Exercise: Copy the lines below verbatim. Begin with the first and end with the line containing "Problem. Where does the relaxation end?".

Given information Block Start

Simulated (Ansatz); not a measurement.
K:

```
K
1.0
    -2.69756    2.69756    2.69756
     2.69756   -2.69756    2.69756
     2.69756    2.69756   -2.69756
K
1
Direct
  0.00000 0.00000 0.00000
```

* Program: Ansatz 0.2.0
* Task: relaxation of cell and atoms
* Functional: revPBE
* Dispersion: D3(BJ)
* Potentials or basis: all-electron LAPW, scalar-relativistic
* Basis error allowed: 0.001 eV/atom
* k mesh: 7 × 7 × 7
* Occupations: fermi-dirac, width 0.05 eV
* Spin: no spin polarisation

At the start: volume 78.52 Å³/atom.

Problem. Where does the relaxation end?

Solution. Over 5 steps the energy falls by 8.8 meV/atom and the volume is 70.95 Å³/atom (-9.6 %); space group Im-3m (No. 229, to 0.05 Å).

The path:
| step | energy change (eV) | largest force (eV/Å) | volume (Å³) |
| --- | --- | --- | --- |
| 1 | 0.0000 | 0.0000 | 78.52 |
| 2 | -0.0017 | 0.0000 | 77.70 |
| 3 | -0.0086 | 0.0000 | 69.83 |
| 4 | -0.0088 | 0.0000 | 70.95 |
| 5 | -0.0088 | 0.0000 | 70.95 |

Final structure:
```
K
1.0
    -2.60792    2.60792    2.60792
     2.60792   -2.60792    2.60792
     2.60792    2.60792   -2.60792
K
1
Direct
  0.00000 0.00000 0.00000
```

Given information Block End

Answer area:
Simulated (Ansatz); not a measurement.
K:

```
K
1.0
    -2.69756    2.69756    2.69756
     2.69756   -2.69756    2.69756
     2.69756    2.69756   -2.69756
K
1
Direct
  0.00000 0.00000 0.00000
```

* Program: Ansatz 0.2.0
* Task: relaxation of cell and atoms
* Functional: revPBE
* Dispersion: D3(BJ)
* Potentials or basis: all-electron LAPW, scalar-relativistic
* Basis error allowed: 0.001 eV/atom
* k mesh: 7 × 7 × 7
* Occupations: fermi-dirac, width 0.05 eV
* Spin: no spin polarisation

At the start: volume 78.52 Å³/atom.

Problem. Where does the relaxation end?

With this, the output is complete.